Information supplied: Begin

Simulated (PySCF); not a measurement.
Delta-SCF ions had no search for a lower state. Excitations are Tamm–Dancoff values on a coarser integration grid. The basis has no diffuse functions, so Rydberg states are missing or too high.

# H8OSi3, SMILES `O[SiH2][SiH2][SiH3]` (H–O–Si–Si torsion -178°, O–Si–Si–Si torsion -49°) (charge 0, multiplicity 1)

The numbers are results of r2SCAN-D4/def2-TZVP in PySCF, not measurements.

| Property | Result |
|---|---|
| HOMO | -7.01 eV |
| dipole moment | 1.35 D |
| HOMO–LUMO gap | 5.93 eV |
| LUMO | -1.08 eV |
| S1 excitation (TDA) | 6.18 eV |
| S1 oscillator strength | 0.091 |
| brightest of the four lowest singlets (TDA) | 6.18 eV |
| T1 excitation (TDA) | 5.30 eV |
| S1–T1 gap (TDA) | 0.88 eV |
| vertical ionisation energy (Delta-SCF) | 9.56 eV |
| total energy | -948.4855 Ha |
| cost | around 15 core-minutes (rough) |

Information supplied: End

Only the lines from the beginning of the material through the line with "-948.4855 Ha |" should appear in the answer, each copied exactly.

Simulated (PySCF); not a measurement.
Delta-SCF ions had no search for a lower state. Excitations are Tamm–Dancoff values on a coarser integration grid. The basis has no diffuse functions, so Rydberg states are missing or too high.

# H8OSi3, SMILES `O[SiH2][SiH2][SiH3]` (H–O–Si–Si torsion -178°, O–Si–Si–Si torsion -49°) (charge 0, multiplicity 1)

The numbers are results of r2SCAN-D4/def2-TZVP in PySCF, not measurements.

| Property | Result |
|---|---|
| HOMO | -7.01 eV |
| dipole moment | 1.35 D |
| HOMO–LUMO gap | 5.93 eV |
| LUMO | -1.08 eV |
| S1 excitation (TDA) | 6.18 eV |
| S1 oscillator strength | 0.091 |
| brightest of the four lowest singlets (TDA) | 6.18 eV |
| T1 excitation (TDA) | 5.30 eV |
| S1–T1 gap (TDA) | 0.88 eV |
| vertical ionisation energy (Delta-SCF) | 9.56 eV |
| total energy | -948.4855 Ha |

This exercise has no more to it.